• **Required action**: Where the line containing "Once the reference" appears, end your copy; everything from the first line of the records below up to and including it must be reproduced exactly.

********
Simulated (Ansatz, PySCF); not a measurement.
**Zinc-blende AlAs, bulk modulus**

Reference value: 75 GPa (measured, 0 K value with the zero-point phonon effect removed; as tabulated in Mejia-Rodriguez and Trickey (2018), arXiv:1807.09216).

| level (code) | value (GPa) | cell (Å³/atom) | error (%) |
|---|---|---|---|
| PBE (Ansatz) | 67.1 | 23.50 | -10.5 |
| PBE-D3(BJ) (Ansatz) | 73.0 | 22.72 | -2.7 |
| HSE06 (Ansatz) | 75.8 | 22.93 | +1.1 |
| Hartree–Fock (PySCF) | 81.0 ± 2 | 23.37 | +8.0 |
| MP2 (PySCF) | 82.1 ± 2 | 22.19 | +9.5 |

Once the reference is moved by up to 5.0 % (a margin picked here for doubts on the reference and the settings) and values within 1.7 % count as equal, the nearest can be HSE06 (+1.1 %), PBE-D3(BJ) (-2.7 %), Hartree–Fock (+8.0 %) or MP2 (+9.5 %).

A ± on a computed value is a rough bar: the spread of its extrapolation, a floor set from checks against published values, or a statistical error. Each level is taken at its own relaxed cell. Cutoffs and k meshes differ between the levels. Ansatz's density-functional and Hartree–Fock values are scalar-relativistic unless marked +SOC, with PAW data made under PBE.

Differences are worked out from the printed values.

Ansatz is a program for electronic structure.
********

• **Response**:
Simulated (Ansatz, PySCF); not a measurement.
**Zinc-blende AlAs, bulk modulus**

Reference value: 75 GPa (measured, 0 K value with the zero-point phonon effect removed; as tabulated in Mejia-Rodriguez and Trickey (2018), arXiv:1807.09216).

| level (code) | value (GPa) | cell (Å³/atom) | error (%) |
|---|---|---|---|
| PBE (Ansatz) | 67.1 | 23.50 | -10.5 |
| PBE-D3(BJ) (Ansatz) | 73.0 | 22.72 | -2.7 |
| HSE06 (Ansatz) | 75.8 | 22.93 | +1.1 |
| Hartree–Fock (PySCF) | 81.0 ± 2 | 23.37 | +8.0 |
| MP2 (PySCF) | 82.1 ± 2 | 22.19 | +9.5 |

Once the reference is moved by up to 5.0 % (a margin picked here for doubts on the reference and the settings) and values within 1.7 % count as equal, the nearest can be HSE06 (+1.1 %), PBE-D3(BJ) (-2.7 %), Hartree–Fock (+8.0 %) or MP2 (+9.5 %).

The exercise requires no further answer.